Copy precisely the first line of the material below and every later line, stopping with the line that contains "## Step 2: Single point, r2SCAN50".

Records provided »
• • •

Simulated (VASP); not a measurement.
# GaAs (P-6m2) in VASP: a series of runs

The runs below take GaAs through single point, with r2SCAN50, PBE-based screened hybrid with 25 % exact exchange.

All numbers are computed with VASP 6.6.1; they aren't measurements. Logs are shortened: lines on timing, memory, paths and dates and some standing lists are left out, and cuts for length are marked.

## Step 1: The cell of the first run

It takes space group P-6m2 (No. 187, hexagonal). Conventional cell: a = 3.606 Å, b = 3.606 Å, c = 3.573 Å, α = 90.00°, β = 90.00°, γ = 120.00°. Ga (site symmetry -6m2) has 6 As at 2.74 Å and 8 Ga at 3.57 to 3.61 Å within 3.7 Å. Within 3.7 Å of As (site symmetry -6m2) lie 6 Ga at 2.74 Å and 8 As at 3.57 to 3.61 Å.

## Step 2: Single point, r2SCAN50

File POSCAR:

• • •

Task response »
Simulated (VASP); not a measurement.
# GaAs (P-6m2) in VASP: a series of runs

The runs below take GaAs through single point, with r2SCAN50, PBE-based screened hybrid with 25 % exact exchange.

All numbers are computed with VASP 6.6.1; they aren't measurements. Logs are shortened: lines on timing, memory, paths and dates and some standing lists are left out, and cuts for length are marked.

## Step 1: The cell of the first run

It takes space group P-6m2 (No. 187, hexagonal). Conventional cell: a = 3.606 Å, b = 3.606 Å, c = 3.573 Å, α = 90.00°, β = 90.00°, γ = 120.00°. Ga (site symmetry -6m2) has 6 As at 2.74 Å and 8 Ga at 3.57 to 3.61 Å within 3.7 Å. Within 3.7 Å of As (site symmetry -6m2) lie 6 Ga at 2.74 Å and 8 As at 3.57 to 3.61 Å.

## Step 2: Single point, r2SCAN50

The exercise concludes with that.